» **DATASET**:
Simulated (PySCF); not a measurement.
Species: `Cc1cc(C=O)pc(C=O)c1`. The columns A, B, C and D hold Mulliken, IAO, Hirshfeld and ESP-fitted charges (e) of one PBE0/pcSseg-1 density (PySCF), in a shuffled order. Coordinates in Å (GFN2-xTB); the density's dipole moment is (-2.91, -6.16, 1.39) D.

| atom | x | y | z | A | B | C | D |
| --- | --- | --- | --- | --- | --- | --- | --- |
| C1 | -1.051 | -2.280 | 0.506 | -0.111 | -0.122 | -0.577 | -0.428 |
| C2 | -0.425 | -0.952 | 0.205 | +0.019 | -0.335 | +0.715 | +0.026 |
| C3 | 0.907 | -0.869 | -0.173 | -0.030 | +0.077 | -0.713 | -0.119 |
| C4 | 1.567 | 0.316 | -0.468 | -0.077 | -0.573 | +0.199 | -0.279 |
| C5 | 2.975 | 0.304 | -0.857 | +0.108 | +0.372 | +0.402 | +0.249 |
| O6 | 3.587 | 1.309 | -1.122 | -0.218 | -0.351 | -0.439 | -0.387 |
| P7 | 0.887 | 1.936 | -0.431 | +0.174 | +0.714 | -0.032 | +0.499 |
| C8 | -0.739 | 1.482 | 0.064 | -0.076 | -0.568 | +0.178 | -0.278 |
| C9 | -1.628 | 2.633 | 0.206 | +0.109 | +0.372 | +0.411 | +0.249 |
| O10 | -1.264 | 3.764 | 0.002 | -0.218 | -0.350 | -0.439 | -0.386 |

» **WORK TASK**:
Everything from the first line above through the line that contains "-0.439 | -0.387 |" should be duplicated exactly, please, and nothing beyond it.

» **EXPECTED ANSWER**:
Simulated (PySCF); not a measurement.
Species: `Cc1cc(C=O)pc(C=O)c1`. The columns A, B, C and D hold Mulliken, IAO, Hirshfeld and ESP-fitted charges (e) of one PBE0/pcSseg-1 density (PySCF), in a shuffled order. Coordinates in Å (GFN2-xTB); the density's dipole moment is (-2.91, -6.16, 1.39) D.

| atom | x | y | z | A | B | C | D |
| --- | --- | --- | --- | --- | --- | --- | --- |
| C1 | -1.051 | -2.280 | 0.506 | -0.111 | -0.122 | -0.577 | -0.428 |
| C2 | -0.425 | -0.952 | 0.205 | +0.019 | -0.335 | +0.715 | +0.026 |
| C3 | 0.907 | -0.869 | -0.173 | -0.030 | +0.077 | -0.713 | -0.119 |
| C4 | 1.567 | 0.316 | -0.468 | -0.077 | -0.573 | +0.199 | -0.279 |
| C5 | 2.975 | 0.304 | -0.857 | +0.108 | +0.372 | +0.402 | +0.249 |
| O6 | 3.587 | 1.309 | -1.122 | -0.218 | -0.351 | -0.439 | -0.387 |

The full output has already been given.